= DATASET CONTENT =
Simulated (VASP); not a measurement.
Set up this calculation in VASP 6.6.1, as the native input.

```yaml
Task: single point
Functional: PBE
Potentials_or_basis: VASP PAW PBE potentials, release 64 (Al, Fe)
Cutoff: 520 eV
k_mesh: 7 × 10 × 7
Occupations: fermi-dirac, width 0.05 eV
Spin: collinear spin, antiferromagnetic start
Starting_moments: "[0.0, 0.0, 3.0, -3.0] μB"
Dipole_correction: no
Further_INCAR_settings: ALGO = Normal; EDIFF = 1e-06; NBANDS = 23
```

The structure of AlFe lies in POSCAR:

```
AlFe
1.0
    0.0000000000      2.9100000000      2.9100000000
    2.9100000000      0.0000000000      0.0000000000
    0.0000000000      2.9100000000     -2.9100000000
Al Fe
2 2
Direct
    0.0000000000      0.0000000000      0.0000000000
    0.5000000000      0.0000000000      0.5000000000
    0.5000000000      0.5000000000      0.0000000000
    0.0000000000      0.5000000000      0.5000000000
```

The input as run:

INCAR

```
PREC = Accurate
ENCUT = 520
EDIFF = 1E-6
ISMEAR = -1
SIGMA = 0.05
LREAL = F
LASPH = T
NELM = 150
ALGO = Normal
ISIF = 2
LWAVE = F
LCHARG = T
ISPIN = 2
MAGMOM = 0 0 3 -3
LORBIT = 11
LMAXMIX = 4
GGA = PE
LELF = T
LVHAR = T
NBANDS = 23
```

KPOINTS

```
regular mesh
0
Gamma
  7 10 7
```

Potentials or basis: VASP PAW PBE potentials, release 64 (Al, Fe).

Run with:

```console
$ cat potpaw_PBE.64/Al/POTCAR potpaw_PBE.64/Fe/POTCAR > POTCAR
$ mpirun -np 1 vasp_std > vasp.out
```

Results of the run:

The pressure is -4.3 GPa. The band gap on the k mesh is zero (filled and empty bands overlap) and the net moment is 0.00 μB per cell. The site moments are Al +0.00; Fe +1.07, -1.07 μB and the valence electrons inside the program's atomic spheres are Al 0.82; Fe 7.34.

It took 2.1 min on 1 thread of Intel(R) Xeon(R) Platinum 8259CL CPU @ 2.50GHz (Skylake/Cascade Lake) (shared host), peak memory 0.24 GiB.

= REQUIREMENT =
Exact reproduction is required. Give the lines of the data from its first line through the line containing "The pressure is", and no others.

= EXERCISE OUTPUT =
Simulated (VASP); not a measurement.
Set up this calculation in VASP 6.6.1, as the native input.

```yaml
Task: single point
Functional: PBE
Potentials_or_basis: VASP PAW PBE potentials, release 64 (Al, Fe)
Cutoff: 520 eV
k_mesh: 7 × 10 × 7
Occupations: fermi-dirac, width 0.05 eV
Spin: collinear spin, antiferromagnetic start
Starting_moments: "[0.0, 0.0, 3.0, -3.0] μB"
Dipole_correction: no
Further_INCAR_settings: ALGO = Normal; EDIFF = 1e-06; NBANDS = 23
```

The structure of AlFe lies in POSCAR:

```
AlFe
1.0
    0.0000000000      2.9100000000      2.9100000000
    2.9100000000      0.0000000000      0.0000000000
    0.0000000000      2.9100000000     -2.9100000000
Al Fe
2 2
Direct
    0.0000000000      0.0000000000      0.0000000000
    0.5000000000      0.0000000000      0.5000000000
    0.5000000000      0.5000000000      0.0000000000
    0.0000000000      0.5000000000      0.5000000000
```

The input as run:

INCAR

```
PREC = Accurate
ENCUT = 520
EDIFF = 1E-6
ISMEAR = -1
SIGMA = 0.05
LREAL = F
LASPH = T
NELM = 150
ALGO = Normal
ISIF = 2
LWAVE = F
LCHARG = T
ISPIN = 2
MAGMOM = 0 0 3 -3
LORBIT = 11
LMAXMIX = 4
GGA = PE
LELF = T
LVHAR = T
NBANDS = 23
```

KPOINTS

```
regular mesh
0
Gamma
  7 10 7
```

Potentials or basis: VASP PAW PBE potentials, release 64 (Al, Fe).

Run with:

```console
$ cat potpaw_PBE.64/Al/POTCAR potpaw_PBE.64/Fe/POTCAR > POTCAR
$ mpirun -np 1 vasp_std > vasp.out
```

Results of the run:

The pressure is -4.3 GPa. The band gap on the k mesh is zero (filled and empty bands overlap) and the net moment is 0.00 μB per cell. The site moments are Al +0.00; Fe +1.07, -1.07 μB and the valence electrons inside the program's atomic spheres are Al 0.82; Fe 7.34.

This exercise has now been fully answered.